Line by line, reproduce the records exactly.

- - - - - - -

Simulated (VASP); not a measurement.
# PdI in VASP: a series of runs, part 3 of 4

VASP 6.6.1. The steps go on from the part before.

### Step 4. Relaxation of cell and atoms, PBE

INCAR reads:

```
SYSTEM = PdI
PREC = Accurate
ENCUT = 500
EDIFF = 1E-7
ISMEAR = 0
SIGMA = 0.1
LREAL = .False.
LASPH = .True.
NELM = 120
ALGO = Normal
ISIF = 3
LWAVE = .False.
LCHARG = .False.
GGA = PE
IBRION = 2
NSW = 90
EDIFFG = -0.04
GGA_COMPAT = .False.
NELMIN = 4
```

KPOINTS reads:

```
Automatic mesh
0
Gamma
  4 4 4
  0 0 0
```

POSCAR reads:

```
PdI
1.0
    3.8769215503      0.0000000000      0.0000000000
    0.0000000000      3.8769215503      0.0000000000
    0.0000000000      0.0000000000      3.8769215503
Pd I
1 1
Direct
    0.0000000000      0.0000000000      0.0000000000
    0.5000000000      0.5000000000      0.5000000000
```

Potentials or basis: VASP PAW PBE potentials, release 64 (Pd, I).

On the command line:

- - - - - - -

> [Answer box]:
Simulated (VASP); not a measurement.
# PdI in VASP: a series of runs, part 3 of 4

VASP 6.6.1. The steps go on from the part before.

### Step 4. Relaxation of cell and atoms, PBE

INCAR reads:

```
SYSTEM = PdI
PREC = Accurate
ENCUT = 500
EDIFF = 1E-7
ISMEAR = 0
SIGMA = 0.1
LREAL = .False.
LASPH = .True.
NELM = 120
ALGO = Normal
ISIF = 3
LWAVE = .False.
LCHARG = .False.
GGA = PE
IBRION = 2
NSW = 90
EDIFFG = -0.04
GGA_COMPAT = .False.
NELMIN = 4
```

KPOINTS reads:

```
Automatic mesh
0
Gamma
  4 4 4
  0 0 0
```

POSCAR reads:

```
PdI
1.0
    3.8769215503      0.0000000000      0.0000000000
    0.0000000000      3.8769215503      0.0000000000
    0.0000000000      0.0000000000      3.8769215503
Pd I
1 1
Direct
    0.0000000000      0.0000000000      0.0000000000
    0.5000000000      0.5000000000      0.5000000000
```

Potentials or basis: VASP PAW PBE potentials, release 64 (Pd, I).

On the command line:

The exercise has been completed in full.